*** Extracted material ***

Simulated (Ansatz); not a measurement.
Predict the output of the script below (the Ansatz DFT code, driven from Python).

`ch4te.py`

*** End of Extracted material ***

> Work instruction:
Write out the listing above, keeping every word exactly.

> Answer section:
Simulated (Ansatz); not a measurement.
Predict the output of the script below (the Ansatz DFT code, driven from Python).

`ch4te.py`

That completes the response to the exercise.